__WORK INSTRUCTION__. Reproduce precisely the lines of the listing below, starting with the line that contains "The ion Nb⁺" and stopping after the line that contains "The strongest group"; include nothing else.

__RECORDED DATA__.
====================

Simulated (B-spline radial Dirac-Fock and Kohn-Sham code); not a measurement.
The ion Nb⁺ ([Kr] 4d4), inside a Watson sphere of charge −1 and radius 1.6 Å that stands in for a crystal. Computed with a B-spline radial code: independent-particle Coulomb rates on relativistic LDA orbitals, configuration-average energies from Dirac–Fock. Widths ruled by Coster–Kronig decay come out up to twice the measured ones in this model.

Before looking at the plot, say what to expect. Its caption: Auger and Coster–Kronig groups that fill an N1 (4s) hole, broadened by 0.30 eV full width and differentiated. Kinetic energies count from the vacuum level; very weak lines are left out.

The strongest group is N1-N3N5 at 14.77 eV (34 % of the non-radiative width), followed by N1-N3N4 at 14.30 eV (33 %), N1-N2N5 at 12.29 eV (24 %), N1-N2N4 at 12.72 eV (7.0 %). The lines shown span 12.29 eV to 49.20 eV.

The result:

====================

__REPLY__.
The ion Nb⁺ ([Kr] 4d4), inside a Watson sphere of charge −1 and radius 1.6 Å that stands in for a crystal. Computed with a B-spline radial code: independent-particle Coulomb rates on relativistic LDA orbitals, configuration-average energies from Dirac–Fock. Widths ruled by Coster–Kronig decay come out up to twice the measured ones in this model.

Before looking at the plot, say what to expect. Its caption: Auger and Coster–Kronig groups that fill an N1 (4s) hole, broadened by 0.30 eV full width and differentiated. Kinetic energies count from the vacuum level; very weak lines are left out.

The strongest group is N1-N3N5 at 14.77 eV (34 % of the non-radiative width), followed by N1-N3N4 at 14.30 eV (33 %), N1-N2N5 at 12.29 eV (24 %), N1-N2N4 at 12.72 eV (7.0 %). The lines shown span 12.29 eV to 49.20 eV.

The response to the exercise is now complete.